Work task
In the listing below, repeat exactly every line from the first through the line containing "The pressure is", with nothing else.

━━━━━━━━
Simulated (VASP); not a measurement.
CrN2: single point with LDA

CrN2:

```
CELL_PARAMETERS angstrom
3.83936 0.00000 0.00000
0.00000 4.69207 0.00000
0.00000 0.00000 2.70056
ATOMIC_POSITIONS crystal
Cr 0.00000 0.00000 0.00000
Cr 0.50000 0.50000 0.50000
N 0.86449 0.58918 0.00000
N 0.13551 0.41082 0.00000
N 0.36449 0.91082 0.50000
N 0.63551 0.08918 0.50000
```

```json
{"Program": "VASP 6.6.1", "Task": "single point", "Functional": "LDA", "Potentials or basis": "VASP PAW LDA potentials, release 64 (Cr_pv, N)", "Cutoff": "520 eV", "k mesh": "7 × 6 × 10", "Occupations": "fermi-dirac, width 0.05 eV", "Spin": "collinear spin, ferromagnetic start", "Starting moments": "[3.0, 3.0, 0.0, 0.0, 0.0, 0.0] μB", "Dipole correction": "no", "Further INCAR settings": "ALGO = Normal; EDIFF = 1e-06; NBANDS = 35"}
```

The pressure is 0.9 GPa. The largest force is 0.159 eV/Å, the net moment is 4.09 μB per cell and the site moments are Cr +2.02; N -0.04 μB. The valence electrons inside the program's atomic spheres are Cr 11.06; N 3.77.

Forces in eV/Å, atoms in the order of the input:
━━━━━━━━

Response
Simulated (VASP); not a measurement.
CrN2: single point with LDA

CrN2:

```
CELL_PARAMETERS angstrom
3.83936 0.00000 0.00000
0.00000 4.69207 0.00000
0.00000 0.00000 2.70056
ATOMIC_POSITIONS crystal
Cr 0.00000 0.00000 0.00000
Cr 0.50000 0.50000 0.50000
N 0.86449 0.58918 0.00000
N 0.13551 0.41082 0.00000
N 0.36449 0.91082 0.50000
N 0.63551 0.08918 0.50000
```

```json
{"Program": "VASP 6.6.1", "Task": "single point", "Functional": "LDA", "Potentials or basis": "VASP PAW LDA potentials, release 64 (Cr_pv, N)", "Cutoff": "520 eV", "k mesh": "7 × 6 × 10", "Occupations": "fermi-dirac, width 0.05 eV", "Spin": "collinear spin, ferromagnetic start", "Starting moments": "[3.0, 3.0, 0.0, 0.0, 0.0, 0.0] μB", "Dipole correction": "no", "Further INCAR settings": "ALGO = Normal; EDIFF = 1e-06; NBANDS = 35"}
```

The pressure is 0.9 GPa. The largest force is 0.159 eV/Å, the net moment is 4.09 μB per cell and the site moments are Cr +2.02; N -0.04 μB. The valence electrons inside the program's atomic spheres are Cr 11.06; N 3.77.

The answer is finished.